*** DATA EXTRACT ***

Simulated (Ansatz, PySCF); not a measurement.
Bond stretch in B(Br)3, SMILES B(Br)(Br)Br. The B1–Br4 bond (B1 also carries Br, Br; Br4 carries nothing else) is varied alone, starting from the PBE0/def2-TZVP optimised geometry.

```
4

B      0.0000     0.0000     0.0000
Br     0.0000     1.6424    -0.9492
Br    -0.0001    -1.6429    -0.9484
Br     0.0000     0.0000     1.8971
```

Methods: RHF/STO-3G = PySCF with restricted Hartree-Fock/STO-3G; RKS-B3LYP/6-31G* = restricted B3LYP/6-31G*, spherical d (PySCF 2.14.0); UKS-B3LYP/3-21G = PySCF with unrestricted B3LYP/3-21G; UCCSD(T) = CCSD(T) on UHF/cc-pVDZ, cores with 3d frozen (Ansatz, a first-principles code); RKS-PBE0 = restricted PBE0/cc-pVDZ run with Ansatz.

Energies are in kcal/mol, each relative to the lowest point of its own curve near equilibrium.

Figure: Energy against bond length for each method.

*** End of DATA EXTRACT ***

WORK TASK
Print every entry from the material exactly.

REPLY
Simulated (Ansatz, PySCF); not a measurement.
Bond stretch in B(Br)3, SMILES B(Br)(Br)Br. The B1–Br4 bond (B1 also carries Br, Br; Br4 carries nothing else) is varied alone, starting from the PBE0/def2-TZVP optimised geometry.

```
4

B      0.0000     0.0000     0.0000
Br     0.0000     1.6424    -0.9492
Br    -0.0001    -1.6429    -0.9484
Br     0.0000     0.0000     1.8971
```

Methods: RHF/STO-3G = PySCF with restricted Hartree-Fock/STO-3G; RKS-B3LYP/6-31G* = restricted B3LYP/6-31G*, spherical d (PySCF 2.14.0); UKS-B3LYP/3-21G = PySCF with unrestricted B3LYP/3-21G; UCCSD(T) = CCSD(T) on UHF/cc-pVDZ, cores with 3d frozen (Ansatz, a first-principles code); RKS-PBE0 = restricted PBE0/cc-pVDZ run with Ansatz.

Energies are in kcal/mol, each relative to the lowest point of its own curve near equilibrium.

Figure: Energy against bond length for each method.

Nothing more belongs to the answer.